• **Work task**
Here are some records. Transcribe all of them exactly.

==== Record excerpts

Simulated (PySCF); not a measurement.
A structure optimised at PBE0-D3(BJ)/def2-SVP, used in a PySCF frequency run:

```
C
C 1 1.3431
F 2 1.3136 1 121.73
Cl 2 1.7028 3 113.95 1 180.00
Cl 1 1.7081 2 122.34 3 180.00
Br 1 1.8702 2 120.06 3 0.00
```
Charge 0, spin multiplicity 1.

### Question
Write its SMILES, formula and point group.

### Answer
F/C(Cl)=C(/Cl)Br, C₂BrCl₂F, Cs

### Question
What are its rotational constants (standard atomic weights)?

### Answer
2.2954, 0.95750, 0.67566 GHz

========

• **Written reply**
Simulated (PySCF); not a measurement.
A structure optimised at PBE0-D3(BJ)/def2-SVP, used in a PySCF frequency run:

```
C
C 1 1.3431
F 2 1.3136 1 121.73
Cl 2 1.7028 3 113.95 1 180.00
Cl 1 1.7081 2 122.34 3 180.00
Br 1 1.8702 2 120.06 3 0.00
```
Charge 0, spin multiplicity 1.

### Question
Write its SMILES, formula and point group.

### Answer
F/C(Cl)=C(/Cl)Br, C₂BrCl₂F, Cs

### Question
What are its rotational constants (standard atomic weights)?

### Answer
2.2954, 0.95750, 0.67566 GHz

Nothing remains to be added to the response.